Assignment: Your task is to copy every record exactly.

[Information supplied — start]

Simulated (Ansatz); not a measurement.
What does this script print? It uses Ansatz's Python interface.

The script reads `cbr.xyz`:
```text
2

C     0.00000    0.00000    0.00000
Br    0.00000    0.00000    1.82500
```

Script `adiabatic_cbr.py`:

[Information supplied — finish]

Exercise output:
Simulated (Ansatz); not a measurement.
What does this script print? It uses Ansatz's Python interface.

The script reads `cbr.xyz`:
```text
2

C     0.00000    0.00000    0.00000
Br    0.00000    0.00000    1.82500
```

Script `adiabatic_cbr.py`:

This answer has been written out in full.